+++++
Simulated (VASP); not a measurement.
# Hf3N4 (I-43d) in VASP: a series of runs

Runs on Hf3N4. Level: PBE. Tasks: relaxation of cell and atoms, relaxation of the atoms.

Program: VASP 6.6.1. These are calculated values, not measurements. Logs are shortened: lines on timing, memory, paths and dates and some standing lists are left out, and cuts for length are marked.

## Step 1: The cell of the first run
+++++

:: Work item ::
Would you reproduce the full listing without changing a single word?

:: Response area ::
Simulated (VASP); not a measurement.
# Hf3N4 (I-43d) in VASP: a series of runs

Runs on Hf3N4. Level: PBE. Tasks: relaxation of cell and atoms, relaxation of the atoms.

Program: VASP 6.6.1. These are calculated values, not measurements. Logs are shortened: lines on timing, memory, paths and dates and some standing lists are left out, and cuts for length are marked.

## Step 1: The cell of the first run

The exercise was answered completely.